» Supplied records:
++++

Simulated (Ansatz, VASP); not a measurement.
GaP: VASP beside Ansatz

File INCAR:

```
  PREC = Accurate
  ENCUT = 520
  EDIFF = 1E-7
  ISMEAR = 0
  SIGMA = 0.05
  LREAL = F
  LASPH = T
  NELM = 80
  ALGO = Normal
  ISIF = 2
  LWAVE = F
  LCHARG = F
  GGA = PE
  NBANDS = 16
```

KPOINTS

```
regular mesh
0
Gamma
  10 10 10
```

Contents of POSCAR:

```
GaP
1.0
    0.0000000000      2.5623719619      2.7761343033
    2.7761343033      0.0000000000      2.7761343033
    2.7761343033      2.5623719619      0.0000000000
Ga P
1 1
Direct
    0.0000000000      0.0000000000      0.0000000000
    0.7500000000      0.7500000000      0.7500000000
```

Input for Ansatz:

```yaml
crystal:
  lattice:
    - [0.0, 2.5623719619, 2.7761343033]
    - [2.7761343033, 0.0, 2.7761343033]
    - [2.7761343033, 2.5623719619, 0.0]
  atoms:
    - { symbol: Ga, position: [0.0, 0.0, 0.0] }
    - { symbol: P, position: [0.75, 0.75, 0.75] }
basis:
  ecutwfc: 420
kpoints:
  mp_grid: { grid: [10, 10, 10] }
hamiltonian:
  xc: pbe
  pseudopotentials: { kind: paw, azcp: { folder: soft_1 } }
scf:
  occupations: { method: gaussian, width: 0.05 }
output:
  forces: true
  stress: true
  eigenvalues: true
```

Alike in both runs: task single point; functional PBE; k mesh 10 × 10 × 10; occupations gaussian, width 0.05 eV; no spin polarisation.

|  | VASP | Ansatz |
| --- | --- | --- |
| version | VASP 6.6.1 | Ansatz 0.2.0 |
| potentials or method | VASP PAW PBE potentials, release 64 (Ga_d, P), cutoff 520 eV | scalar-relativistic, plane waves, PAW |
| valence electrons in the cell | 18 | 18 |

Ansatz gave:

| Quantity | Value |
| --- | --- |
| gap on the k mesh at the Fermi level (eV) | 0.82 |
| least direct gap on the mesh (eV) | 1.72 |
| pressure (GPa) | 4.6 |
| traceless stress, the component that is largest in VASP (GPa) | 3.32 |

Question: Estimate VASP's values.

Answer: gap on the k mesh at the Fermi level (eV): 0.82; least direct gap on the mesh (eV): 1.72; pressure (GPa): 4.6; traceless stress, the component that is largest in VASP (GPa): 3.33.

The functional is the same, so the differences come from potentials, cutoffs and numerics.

++++

Please give back exactly the lines of the listing above that run from the one containing "Alike in both" through the one containing "Answer: gap on", and only those.

Alike in both runs: task single point; functional PBE; k mesh 10 × 10 × 10; occupations gaussian, width 0.05 eV; no spin polarisation.

|  | VASP | Ansatz |
| --- | --- | --- |
| version | VASP 6.6.1 | Ansatz 0.2.0 |
| potentials or method | VASP PAW PBE potentials, release 64 (Ga_d, P), cutoff 520 eV | scalar-relativistic, plane waves, PAW |
| valence electrons in the cell | 18 | 18 |

Ansatz gave:

| Quantity | Value |
| --- | --- |
| gap on the k mesh at the Fermi level (eV) | 0.82 |
| least direct gap on the mesh (eV) | 1.72 |
| pressure (GPa) | 4.6 |
| traceless stress, the component that is largest in VASP (GPa) | 3.32 |

Question: Estimate VASP's values.

Answer: gap on the k mesh at the Fermi level (eV): 0.82; least direct gap on the mesh (eV): 1.72; pressure (GPa): 4.6; traceless stress, the component that is largest in VASP (GPa): 3.33.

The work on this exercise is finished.